The expected output is the first line of the data below and every line after it, up to and including the line containing "Problem. How long", each reproduced exactly.

BEGIN Records supplied

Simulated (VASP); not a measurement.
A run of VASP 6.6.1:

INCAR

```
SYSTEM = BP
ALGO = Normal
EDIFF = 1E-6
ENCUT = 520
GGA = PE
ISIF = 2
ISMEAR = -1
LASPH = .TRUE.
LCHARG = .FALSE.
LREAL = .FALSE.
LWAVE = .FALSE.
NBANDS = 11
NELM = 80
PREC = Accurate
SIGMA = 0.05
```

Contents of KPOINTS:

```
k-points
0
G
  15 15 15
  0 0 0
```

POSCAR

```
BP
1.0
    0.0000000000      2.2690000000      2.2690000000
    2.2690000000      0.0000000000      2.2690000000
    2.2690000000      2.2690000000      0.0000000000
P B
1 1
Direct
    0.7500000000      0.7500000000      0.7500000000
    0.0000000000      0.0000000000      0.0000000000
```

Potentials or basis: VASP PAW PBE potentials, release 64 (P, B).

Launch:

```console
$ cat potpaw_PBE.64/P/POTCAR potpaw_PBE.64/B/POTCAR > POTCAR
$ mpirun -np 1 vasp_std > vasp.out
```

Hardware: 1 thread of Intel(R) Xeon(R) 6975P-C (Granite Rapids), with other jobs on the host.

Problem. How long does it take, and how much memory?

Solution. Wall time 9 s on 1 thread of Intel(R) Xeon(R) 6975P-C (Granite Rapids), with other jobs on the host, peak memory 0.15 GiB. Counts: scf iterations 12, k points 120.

END Records supplied

### Answer area
Simulated (VASP); not a measurement.
A run of VASP 6.6.1:

INCAR

```
SYSTEM = BP
ALGO = Normal
EDIFF = 1E-6
ENCUT = 520
GGA = PE
ISIF = 2
ISMEAR = -1
LASPH = .TRUE.
LCHARG = .FALSE.
LREAL = .FALSE.
LWAVE = .FALSE.
NBANDS = 11
NELM = 80
PREC = Accurate
SIGMA = 0.05
```

Contents of KPOINTS:

```
k-points
0
G
  15 15 15
  0 0 0
```

POSCAR

```
BP
1.0
    0.0000000000      2.2690000000      2.2690000000
    2.2690000000      0.0000000000      2.2690000000
    2.2690000000      2.2690000000      0.0000000000
P B
1 1
Direct
    0.7500000000      0.7500000000      0.7500000000
    0.0000000000      0.0000000000      0.0000000000
```

Potentials or basis: VASP PAW PBE potentials, release 64 (P, B).

Launch:

```console
$ cat potpaw_PBE.64/P/POTCAR potpaw_PBE.64/B/POTCAR > POTCAR
$ mpirun -np 1 vasp_std > vasp.out
```

Hardware: 1 thread of Intel(R) Xeon(R) 6975P-C (Granite Rapids), with other jobs on the host.

Problem. How long does it take, and how much memory?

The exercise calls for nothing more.